**Given data:**
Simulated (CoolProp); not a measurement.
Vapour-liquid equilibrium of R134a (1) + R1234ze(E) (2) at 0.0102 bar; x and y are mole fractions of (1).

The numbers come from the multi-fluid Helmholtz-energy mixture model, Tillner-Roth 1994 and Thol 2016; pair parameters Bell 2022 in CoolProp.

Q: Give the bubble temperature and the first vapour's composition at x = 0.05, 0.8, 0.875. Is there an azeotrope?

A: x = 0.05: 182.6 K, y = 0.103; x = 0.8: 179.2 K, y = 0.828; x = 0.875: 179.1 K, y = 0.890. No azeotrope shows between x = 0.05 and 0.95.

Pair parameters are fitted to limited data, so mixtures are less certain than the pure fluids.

**Required action:**
Extract from the records above the lines from the one containing "Vapour-liquid equilibrium of" to the one containing "A: x = 0.05: 182.6", both lines included, exactly as they appear and with nothing else.

**Exercise result:**
Vapour-liquid equilibrium of R134a (1) + R1234ze(E) (2) at 0.0102 bar; x and y are mole fractions of (1).

The numbers come from the multi-fluid Helmholtz-energy mixture model, Tillner-Roth 1994 and Thol 2016; pair parameters Bell 2022 in CoolProp.

Q: Give the bubble temperature and the first vapour's composition at x = 0.05, 0.8, 0.875. Is there an azeotrope?

A: x = 0.05: 182.6 K, y = 0.103; x = 0.8: 179.2 K, y = 0.828; x = 0.875: 179.1 K, y = 0.890. No azeotrope shows between x = 0.05 and 0.95.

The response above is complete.